BEGIN Data
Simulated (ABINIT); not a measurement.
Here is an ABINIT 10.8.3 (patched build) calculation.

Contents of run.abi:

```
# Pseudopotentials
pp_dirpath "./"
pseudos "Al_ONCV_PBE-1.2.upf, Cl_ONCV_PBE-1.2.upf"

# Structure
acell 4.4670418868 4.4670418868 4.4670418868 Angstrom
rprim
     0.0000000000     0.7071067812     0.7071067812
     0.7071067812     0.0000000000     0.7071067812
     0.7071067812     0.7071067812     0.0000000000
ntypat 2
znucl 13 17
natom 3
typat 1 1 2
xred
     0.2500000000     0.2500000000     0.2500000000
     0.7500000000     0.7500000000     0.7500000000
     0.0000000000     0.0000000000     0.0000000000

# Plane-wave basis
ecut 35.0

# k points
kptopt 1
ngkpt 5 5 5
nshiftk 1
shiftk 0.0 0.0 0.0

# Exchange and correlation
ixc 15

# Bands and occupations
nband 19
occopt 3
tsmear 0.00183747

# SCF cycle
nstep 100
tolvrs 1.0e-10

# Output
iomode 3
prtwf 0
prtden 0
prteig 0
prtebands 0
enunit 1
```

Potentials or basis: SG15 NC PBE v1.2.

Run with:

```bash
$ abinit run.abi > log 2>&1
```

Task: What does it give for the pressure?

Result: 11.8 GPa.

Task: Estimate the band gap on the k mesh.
END Data

Work instruction. Return every line of the material word for word.

Written response.
Simulated (ABINIT); not a measurement.
Here is an ABINIT 10.8.3 (patched build) calculation.

Contents of run.abi:

```
# Pseudopotentials
pp_dirpath "./"
pseudos "Al_ONCV_PBE-1.2.upf, Cl_ONCV_PBE-1.2.upf"

# Structure
acell 4.4670418868 4.4670418868 4.4670418868 Angstrom
rprim
     0.0000000000     0.7071067812     0.7071067812
     0.7071067812     0.0000000000     0.7071067812
     0.7071067812     0.7071067812     0.0000000000
ntypat 2
znucl 13 17
natom 3
typat 1 1 2
xred
     0.2500000000     0.2500000000     0.2500000000
     0.7500000000     0.7500000000     0.7500000000
     0.0000000000     0.0000000000     0.0000000000

# Plane-wave basis
ecut 35.0

# k points
kptopt 1
ngkpt 5 5 5
nshiftk 1
shiftk 0.0 0.0 0.0

# Exchange and correlation
ixc 15

# Bands and occupations
nband 19
occopt 3
tsmear 0.00183747

# SCF cycle
nstep 100
tolvrs 1.0e-10

# Output
iomode 3
prtwf 0
prtden 0
prteig 0
prtebands 0
enunit 1
```

Potentials or basis: SG15 NC PBE v1.2.

Run with:

```bash
$ abinit run.abi > log 2>&1
```

Task: What does it give for the pressure?

Result: 11.8 GPa.

Task: Estimate the band gap on the k mesh.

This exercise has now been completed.